### Data provided
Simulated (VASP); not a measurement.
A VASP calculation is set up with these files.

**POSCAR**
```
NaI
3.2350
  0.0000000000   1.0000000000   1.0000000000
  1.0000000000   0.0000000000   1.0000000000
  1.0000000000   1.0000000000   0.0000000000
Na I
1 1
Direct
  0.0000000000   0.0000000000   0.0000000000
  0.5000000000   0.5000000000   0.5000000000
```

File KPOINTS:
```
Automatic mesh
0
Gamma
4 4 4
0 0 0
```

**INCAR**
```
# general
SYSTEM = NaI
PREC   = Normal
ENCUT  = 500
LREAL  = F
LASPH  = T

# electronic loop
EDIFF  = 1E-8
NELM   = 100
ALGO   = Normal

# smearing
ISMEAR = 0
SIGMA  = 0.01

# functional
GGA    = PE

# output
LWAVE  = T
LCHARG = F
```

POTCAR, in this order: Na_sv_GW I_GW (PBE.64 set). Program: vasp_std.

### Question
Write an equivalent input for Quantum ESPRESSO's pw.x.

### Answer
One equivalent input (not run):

### Assigned task
Print the records above verbatim from their first line to the line containing "Write an equivalent", both included, and stop there.

### Problem solution
Simulated (VASP); not a measurement.
A VASP calculation is set up with these files.

**POSCAR**
```
NaI
3.2350
  0.0000000000   1.0000000000   1.0000000000
  1.0000000000   0.0000000000   1.0000000000
  1.0000000000   1.0000000000   0.0000000000
Na I
1 1
Direct
  0.0000000000   0.0000000000   0.0000000000
  0.5000000000   0.5000000000   0.5000000000
```

File KPOINTS:
```
Automatic mesh
0
Gamma
4 4 4
0 0 0
```

**INCAR**
```
# general
SYSTEM = NaI
PREC   = Normal
ENCUT  = 500
LREAL  = F
LASPH  = T

# electronic loop
EDIFF  = 1E-8
NELM   = 100
ALGO   = Normal

# smearing
ISMEAR = 0
SIGMA  = 0.01

# functional
GGA    = PE

# output
LWAVE  = T
LCHARG = F
```

POTCAR, in this order: Na_sv_GW I_GW (PBE.64 set). Program: vasp_std.

### Question
Write an equivalent input for Quantum ESPRESSO's pw.x.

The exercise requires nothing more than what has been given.